▶ [Excerpted data]:
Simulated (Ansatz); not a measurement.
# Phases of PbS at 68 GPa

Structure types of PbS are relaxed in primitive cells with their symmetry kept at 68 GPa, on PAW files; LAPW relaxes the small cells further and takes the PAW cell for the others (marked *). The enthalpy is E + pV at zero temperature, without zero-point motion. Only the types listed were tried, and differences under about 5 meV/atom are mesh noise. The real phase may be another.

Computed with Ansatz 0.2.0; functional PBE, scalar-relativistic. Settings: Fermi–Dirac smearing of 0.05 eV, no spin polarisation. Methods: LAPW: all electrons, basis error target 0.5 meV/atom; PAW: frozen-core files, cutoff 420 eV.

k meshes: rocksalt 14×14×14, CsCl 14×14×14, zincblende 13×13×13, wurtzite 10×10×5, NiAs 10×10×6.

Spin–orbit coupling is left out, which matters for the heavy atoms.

▶ [Work task]: An acceptable answer repeats every entry exactly, with nothing omitted.

▶ [Reply]:
Simulated (Ansatz); not a measurement.
# Phases of PbS at 68 GPa

Structure types of PbS are relaxed in primitive cells with their symmetry kept at 68 GPa, on PAW files; LAPW relaxes the small cells further and takes the PAW cell for the others (marked *). The enthalpy is E + pV at zero temperature, without zero-point motion. Only the types listed were tried, and differences under about 5 meV/atom are mesh noise. The real phase may be another.

Computed with Ansatz 0.2.0; functional PBE, scalar-relativistic. Settings: Fermi–Dirac smearing of 0.05 eV, no spin polarisation. Methods: LAPW: all electrons, basis error target 0.5 meV/atom; PAW: frozen-core files, cutoff 420 eV.

k meshes: rocksalt 14×14×14, CsCl 14×14×14, zincblende 13×13×13, wurtzite 10×10×5, NiAs 10×10×6.

Spin–orbit coupling is left out, which matters for the heavy atoms.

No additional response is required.